> Information given:
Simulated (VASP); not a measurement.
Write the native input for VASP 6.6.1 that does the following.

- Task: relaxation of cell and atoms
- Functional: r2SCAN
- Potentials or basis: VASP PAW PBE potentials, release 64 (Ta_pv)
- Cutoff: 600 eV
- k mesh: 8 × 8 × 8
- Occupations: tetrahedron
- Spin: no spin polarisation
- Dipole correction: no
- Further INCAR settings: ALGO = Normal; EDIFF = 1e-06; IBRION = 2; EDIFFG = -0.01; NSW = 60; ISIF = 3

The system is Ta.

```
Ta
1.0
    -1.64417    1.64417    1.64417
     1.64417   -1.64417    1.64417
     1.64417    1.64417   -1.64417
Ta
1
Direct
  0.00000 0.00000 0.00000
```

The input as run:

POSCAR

> Work request:
Each of the entries must be written out again exactly.

> Task answer:
Simulated (VASP); not a measurement.
Write the native input for VASP 6.6.1 that does the following.

- Task: relaxation of cell and atoms
- Functional: r2SCAN
- Potentials or basis: VASP PAW PBE potentials, release 64 (Ta_pv)
- Cutoff: 600 eV
- k mesh: 8 × 8 × 8
- Occupations: tetrahedron
- Spin: no spin polarisation
- Dipole correction: no
- Further INCAR settings: ALGO = Normal; EDIFF = 1e-06; IBRION = 2; EDIFFG = -0.01; NSW = 60; ISIF = 3

The system is Ta.

```
Ta
1.0
    -1.64417    1.64417    1.64417
     1.64417   -1.64417    1.64417
     1.64417    1.64417   -1.64417
Ta
1
Direct
  0.00000 0.00000 0.00000
```

The input as run:

POSCAR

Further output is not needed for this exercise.